Work task >>
Your answer is the lines below, exactly, from the one that contains "Task: relax ScCu (Pm-3m) tightly." through the one that contains "## Step 2: Probe on a coarse mesh", both included.

• • • • • • •

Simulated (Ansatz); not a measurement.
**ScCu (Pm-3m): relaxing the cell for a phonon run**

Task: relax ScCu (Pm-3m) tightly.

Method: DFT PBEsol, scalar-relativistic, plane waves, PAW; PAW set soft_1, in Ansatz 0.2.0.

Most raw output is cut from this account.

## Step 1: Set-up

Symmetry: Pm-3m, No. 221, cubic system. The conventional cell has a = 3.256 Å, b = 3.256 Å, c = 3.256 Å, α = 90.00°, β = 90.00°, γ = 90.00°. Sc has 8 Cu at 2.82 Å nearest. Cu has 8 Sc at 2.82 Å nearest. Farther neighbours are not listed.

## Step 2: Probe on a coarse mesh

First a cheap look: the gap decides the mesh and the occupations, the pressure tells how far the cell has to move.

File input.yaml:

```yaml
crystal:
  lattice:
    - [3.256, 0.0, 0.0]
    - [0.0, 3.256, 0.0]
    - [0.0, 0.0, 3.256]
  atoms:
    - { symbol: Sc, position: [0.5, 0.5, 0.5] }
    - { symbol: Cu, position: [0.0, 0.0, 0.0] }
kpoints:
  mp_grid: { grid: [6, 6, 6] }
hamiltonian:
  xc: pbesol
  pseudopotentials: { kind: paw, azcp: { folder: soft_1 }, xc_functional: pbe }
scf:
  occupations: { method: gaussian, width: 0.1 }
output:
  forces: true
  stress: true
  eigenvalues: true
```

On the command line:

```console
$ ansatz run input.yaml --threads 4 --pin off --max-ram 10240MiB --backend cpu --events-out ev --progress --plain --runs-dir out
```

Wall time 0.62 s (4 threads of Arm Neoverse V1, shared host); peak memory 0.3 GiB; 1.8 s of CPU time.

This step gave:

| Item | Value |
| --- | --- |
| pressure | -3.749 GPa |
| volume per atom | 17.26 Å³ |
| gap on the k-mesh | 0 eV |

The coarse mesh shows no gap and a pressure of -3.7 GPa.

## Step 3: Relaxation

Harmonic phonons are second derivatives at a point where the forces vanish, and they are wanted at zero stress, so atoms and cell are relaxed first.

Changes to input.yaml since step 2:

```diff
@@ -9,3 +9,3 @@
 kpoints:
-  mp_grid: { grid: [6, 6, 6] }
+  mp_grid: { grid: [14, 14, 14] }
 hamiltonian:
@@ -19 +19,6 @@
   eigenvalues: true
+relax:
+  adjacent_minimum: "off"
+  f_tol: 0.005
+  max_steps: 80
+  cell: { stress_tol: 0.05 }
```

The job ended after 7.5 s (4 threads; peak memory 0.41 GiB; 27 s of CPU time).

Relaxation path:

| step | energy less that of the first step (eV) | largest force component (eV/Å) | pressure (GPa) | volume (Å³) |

• • • • • • •

Exercise output >>
Task: relax ScCu (Pm-3m) tightly.

Method: DFT PBEsol, scalar-relativistic, plane waves, PAW; PAW set soft_1, in Ansatz 0.2.0.

Most raw output is cut from this account.

## Step 1: Set-up

Symmetry: Pm-3m, No. 221, cubic system. The conventional cell has a = 3.256 Å, b = 3.256 Å, c = 3.256 Å, α = 90.00°, β = 90.00°, γ = 90.00°. Sc has 8 Cu at 2.82 Å nearest. Cu has 8 Sc at 2.82 Å nearest. Farther neighbours are not listed.

## Step 2: Probe on a coarse mesh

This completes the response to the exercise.